▶ [Work instruction]: Start at the line with "Level: M06. basis" in the records below, stop at the line with "For SrPb, the", and return every line in that span exactly, the two end lines included.

##### Extracted information #####

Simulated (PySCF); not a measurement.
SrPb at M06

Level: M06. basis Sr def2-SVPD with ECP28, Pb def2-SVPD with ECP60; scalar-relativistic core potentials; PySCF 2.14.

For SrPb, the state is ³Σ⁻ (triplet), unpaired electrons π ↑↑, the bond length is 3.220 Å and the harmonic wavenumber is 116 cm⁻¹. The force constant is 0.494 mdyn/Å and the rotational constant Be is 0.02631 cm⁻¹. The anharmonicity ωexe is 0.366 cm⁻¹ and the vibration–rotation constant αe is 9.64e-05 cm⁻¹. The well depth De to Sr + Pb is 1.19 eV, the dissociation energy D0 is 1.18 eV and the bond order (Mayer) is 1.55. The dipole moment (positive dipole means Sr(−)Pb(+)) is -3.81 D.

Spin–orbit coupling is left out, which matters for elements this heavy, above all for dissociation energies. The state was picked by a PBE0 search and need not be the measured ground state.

#####

▶ [Your response]:
Level: M06. basis Sr def2-SVPD with ECP28, Pb def2-SVPD with ECP60; scalar-relativistic core potentials; PySCF 2.14.

For SrPb, the state is ³Σ⁻ (triplet), unpaired electrons π ↑↑, the bond length is 3.220 Å and the harmonic wavenumber is 116 cm⁻¹. The force constant is 0.494 mdyn/Å and the rotational constant Be is 0.02631 cm⁻¹. The anharmonicity ωexe is 0.366 cm⁻¹ and the vibration–rotation constant αe is 9.64e-05 cm⁻¹. The well depth De to Sr + Pb is 1.19 eV, the dissociation energy D0 is 1.18 eV and the bond order (Mayer) is 1.55. The dipole moment (positive dipole means Sr(−)Pb(+)) is -3.81 D.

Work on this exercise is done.